Assignment: From the line with "none | (a) |" through the line with "none | -11.7 |", repeat the entries verbatim, both end lines included, and add nothing.

Material supplied:
:::

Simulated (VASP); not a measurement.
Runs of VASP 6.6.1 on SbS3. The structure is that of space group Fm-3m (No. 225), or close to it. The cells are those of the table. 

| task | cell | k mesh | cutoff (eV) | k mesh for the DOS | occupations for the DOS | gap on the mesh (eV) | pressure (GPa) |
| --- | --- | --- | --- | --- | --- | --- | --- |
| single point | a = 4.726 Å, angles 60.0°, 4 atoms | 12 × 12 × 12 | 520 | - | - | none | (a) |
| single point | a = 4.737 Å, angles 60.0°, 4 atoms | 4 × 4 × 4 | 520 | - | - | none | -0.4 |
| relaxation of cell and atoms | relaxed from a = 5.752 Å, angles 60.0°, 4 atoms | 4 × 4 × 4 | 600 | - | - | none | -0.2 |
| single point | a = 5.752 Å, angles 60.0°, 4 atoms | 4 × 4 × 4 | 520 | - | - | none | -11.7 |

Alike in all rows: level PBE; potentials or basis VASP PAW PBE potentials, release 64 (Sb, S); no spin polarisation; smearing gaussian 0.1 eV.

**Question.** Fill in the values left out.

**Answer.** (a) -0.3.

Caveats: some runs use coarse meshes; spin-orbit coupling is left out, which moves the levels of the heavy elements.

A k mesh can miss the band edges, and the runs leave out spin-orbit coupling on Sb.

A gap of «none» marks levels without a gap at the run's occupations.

:::

Task answer:
| single point | a = 4.726 Å, angles 60.0°, 4 atoms | 12 × 12 × 12 | 520 | - | - | none | (a) |
| single point | a = 4.737 Å, angles 60.0°, 4 atoms | 4 × 4 × 4 | 520 | - | - | none | -0.4 |
| relaxation of cell and atoms | relaxed from a = 5.752 Å, angles 60.0°, 4 atoms | 4 × 4 × 4 | 600 | - | - | none | -0.2 |
| single point | a = 5.752 Å, angles 60.0°, 4 atoms | 4 × 4 × 4 | 520 | - | - | none | -11.7 |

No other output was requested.